**Supplied material:**
# # # #
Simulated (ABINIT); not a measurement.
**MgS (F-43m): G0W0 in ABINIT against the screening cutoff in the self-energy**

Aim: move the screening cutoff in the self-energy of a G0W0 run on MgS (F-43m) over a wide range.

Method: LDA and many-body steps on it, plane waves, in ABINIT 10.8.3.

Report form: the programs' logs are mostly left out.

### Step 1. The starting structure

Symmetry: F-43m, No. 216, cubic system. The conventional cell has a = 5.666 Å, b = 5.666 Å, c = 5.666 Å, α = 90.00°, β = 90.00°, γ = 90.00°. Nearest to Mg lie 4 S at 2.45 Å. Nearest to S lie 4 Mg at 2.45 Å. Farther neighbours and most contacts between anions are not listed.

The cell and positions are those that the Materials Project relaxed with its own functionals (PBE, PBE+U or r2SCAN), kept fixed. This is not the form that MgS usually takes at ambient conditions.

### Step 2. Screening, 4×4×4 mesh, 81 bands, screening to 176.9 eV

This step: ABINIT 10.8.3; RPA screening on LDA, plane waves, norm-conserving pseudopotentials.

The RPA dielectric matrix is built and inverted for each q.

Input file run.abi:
# # # #

**Exercise:** Transcribe all of the material above with complete accuracy.

**Response area:**
Simulated (ABINIT); not a measurement.
**MgS (F-43m): G0W0 in ABINIT against the screening cutoff in the self-energy**

Aim: move the screening cutoff in the self-energy of a G0W0 run on MgS (F-43m) over a wide range.

Method: LDA and many-body steps on it, plane waves, in ABINIT 10.8.3.

Report form: the programs' logs are mostly left out.

### Step 1. The starting structure

Symmetry: F-43m, No. 216, cubic system. The conventional cell has a = 5.666 Å, b = 5.666 Å, c = 5.666 Å, α = 90.00°, β = 90.00°, γ = 90.00°. Nearest to Mg lie 4 S at 2.45 Å. Nearest to S lie 4 Mg at 2.45 Å. Farther neighbours and most contacts between anions are not listed.

The cell and positions are those that the Materials Project relaxed with its own functionals (PBE, PBE+U or r2SCAN), kept fixed. This is not the form that MgS usually takes at ambient conditions.

### Step 2. Screening, 4×4×4 mesh, 81 bands, screening to 176.9 eV

This step: ABINIT 10.8.3; RPA screening on LDA, plane waves, norm-conserving pseudopotentials.

The RPA dielectric matrix is built and inverted for each q.

Input file run.abi:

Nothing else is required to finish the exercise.